* Available data:
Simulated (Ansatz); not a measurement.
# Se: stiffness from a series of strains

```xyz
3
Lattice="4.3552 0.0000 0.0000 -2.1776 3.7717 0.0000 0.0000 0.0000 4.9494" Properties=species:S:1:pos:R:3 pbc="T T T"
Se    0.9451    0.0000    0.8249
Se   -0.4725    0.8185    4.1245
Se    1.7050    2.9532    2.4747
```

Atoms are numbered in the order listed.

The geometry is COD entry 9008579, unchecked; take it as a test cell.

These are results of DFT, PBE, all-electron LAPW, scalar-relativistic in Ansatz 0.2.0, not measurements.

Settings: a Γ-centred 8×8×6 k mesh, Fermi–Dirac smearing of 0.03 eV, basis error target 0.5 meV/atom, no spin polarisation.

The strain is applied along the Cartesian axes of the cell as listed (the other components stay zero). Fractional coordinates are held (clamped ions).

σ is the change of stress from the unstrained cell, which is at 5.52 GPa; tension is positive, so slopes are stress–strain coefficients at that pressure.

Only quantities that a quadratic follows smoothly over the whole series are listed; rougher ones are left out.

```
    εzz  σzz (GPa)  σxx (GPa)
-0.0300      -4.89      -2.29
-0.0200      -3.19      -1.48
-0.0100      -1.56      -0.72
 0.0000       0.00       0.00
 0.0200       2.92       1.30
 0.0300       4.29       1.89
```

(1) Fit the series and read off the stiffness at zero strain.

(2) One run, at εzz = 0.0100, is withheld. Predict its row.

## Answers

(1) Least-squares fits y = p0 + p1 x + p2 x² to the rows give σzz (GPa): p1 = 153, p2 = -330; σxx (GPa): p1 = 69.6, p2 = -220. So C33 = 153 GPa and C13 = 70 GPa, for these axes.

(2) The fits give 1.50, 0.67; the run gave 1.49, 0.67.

* Brief: Among the entries above, copy exactly only the lines starting with the one containing "# Se: stiffness from a series of strains" and going through the one containing "Settings: a Γ-centred", both ends included.

* Task answer:
# Se: stiffness from a series of strains

```xyz
3
Lattice="4.3552 0.0000 0.0000 -2.1776 3.7717 0.0000 0.0000 0.0000 4.9494" Properties=species:S:1:pos:R:3 pbc="T T T"
Se    0.9451    0.0000    0.8249
Se   -0.4725    0.8185    4.1245
Se    1.7050    2.9532    2.4747
```

Atoms are numbered in the order listed.

The geometry is COD entry 9008579, unchecked; take it as a test cell.

These are results of DFT, PBE, all-electron LAPW, scalar-relativistic in Ansatz 0.2.0, not measurements.

Settings: a Γ-centred 8×8×6 k mesh, Fermi–Dirac smearing of 0.03 eV, basis error target 0.5 meV/atom, no spin polarisation.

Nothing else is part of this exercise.